Work order:
Starting at the first line and ending at the last, reproduce the records below exactly.

Dataset:
= Beginning of Section =
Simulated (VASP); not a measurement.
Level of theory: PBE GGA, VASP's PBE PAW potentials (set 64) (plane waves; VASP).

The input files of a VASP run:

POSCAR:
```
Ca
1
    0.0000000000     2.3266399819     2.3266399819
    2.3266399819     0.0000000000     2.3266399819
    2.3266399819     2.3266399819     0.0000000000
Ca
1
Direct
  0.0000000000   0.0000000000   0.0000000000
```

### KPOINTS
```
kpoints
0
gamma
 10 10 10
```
= End of Section =

Your solution:
Simulated (VASP); not a measurement.
Level of theory: PBE GGA, VASP's PBE PAW potentials (set 64) (plane waves; VASP).

The input files of a VASP run:

POSCAR:
```
Ca
1
    0.0000000000     2.3266399819     2.3266399819
    2.3266399819     0.0000000000     2.3266399819
    2.3266399819     2.3266399819     0.0000000000
Ca
1
Direct
  0.0000000000   0.0000000000   0.0000000000
```

### KPOINTS
```
kpoints
0
gamma
 10 10 10
```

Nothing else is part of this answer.